═══ EXTRACTED RECORDS ═══

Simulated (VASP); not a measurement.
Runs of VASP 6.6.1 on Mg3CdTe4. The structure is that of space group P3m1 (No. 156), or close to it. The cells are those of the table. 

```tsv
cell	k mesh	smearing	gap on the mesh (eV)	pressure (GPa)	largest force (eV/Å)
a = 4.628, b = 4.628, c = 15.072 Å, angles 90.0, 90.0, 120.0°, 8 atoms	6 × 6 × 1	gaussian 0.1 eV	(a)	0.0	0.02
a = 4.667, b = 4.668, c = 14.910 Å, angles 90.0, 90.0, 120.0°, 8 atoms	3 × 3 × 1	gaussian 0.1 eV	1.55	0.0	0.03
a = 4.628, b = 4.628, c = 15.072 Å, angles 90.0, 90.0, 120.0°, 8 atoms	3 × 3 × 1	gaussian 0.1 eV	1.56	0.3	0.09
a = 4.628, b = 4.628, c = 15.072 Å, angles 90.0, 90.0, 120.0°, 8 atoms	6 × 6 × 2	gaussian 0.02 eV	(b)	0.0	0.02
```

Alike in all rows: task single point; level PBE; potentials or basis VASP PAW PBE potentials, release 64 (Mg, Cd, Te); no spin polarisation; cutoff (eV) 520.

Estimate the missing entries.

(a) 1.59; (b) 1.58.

═══

→ WORK TASK: Each of the records should be written out again, exactly as it reads.

→ TASK ANSWER:
Simulated (VASP); not a measurement.
Runs of VASP 6.6.1 on Mg3CdTe4. The structure is that of space group P3m1 (No. 156), or close to it. The cells are those of the table. 

```tsv
cell	k mesh	smearing	gap on the mesh (eV)	pressure (GPa)	largest force (eV/Å)
a = 4.628, b = 4.628, c = 15.072 Å, angles 90.0, 90.0, 120.0°, 8 atoms	6 × 6 × 1	gaussian 0.1 eV	(a)	0.0	0.02
a = 4.667, b = 4.668, c = 14.910 Å, angles 90.0, 90.0, 120.0°, 8 atoms	3 × 3 × 1	gaussian 0.1 eV	1.55	0.0	0.03
a = 4.628, b = 4.628, c = 15.072 Å, angles 90.0, 90.0, 120.0°, 8 atoms	3 × 3 × 1	gaussian 0.1 eV	1.56	0.3	0.09
a = 4.628, b = 4.628, c = 15.072 Å, angles 90.0, 90.0, 120.0°, 8 atoms	6 × 6 × 2	gaussian 0.02 eV	(b)	0.0	0.02
```

Alike in all rows: task single point; level PBE; potentials or basis VASP PAW PBE potentials, release 64 (Mg, Cd, Te); no spin polarisation; cutoff (eV) 520.

Estimate the missing entries.

(a) 1.59; (b) 1.58.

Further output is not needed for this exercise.